* Material shown
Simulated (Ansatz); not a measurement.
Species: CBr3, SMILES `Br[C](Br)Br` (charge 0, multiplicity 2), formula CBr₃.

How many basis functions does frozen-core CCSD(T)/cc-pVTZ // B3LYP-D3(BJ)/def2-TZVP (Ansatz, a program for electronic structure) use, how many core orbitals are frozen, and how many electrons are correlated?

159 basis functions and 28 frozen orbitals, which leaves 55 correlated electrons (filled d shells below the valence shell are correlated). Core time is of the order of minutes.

* Brief
Restate the records above verbatim up to and including the line containing "How many basis".

* Result
Simulated (Ansatz); not a measurement.
Species: CBr3, SMILES `Br[C](Br)Br` (charge 0, multiplicity 2), formula CBr₃.

How many basis functions does frozen-core CCSD(T)/cc-pVTZ // B3LYP-D3(BJ)/def2-TZVP (Ansatz, a program for electronic structure) use, how many core orbitals are frozen, and how many electrons are correlated?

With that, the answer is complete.